● ASSIGNMENT: Set down exactly the lines below between the line holding "8.34, 8.58 Å³." and the line holding "and B0′ = 3.3.", inclusive; no other line belongs in the answer.

● SOURCE DATA:
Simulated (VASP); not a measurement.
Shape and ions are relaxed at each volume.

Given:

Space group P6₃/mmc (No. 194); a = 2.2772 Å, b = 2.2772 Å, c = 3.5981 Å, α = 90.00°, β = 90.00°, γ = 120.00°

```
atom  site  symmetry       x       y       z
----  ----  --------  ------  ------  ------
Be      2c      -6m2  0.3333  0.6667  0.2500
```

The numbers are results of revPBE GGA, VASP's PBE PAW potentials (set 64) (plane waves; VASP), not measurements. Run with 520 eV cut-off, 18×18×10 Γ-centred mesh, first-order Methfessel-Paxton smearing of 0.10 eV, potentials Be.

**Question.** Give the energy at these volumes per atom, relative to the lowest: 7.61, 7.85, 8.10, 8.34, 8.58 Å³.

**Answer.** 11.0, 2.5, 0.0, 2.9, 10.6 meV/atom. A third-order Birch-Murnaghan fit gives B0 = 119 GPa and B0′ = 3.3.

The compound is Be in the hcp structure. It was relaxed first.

● EXERCISE SOLUTION:
**Question.** Give the energy at these volumes per atom, relative to the lowest: 7.61, 7.85, 8.10, 8.34, 8.58 Å³.

**Answer.** 11.0, 2.5, 0.0, 2.9, 10.6 meV/atom. A third-order Birch-Murnaghan fit gives B0 = 119 GPa and B0′ = 3.3.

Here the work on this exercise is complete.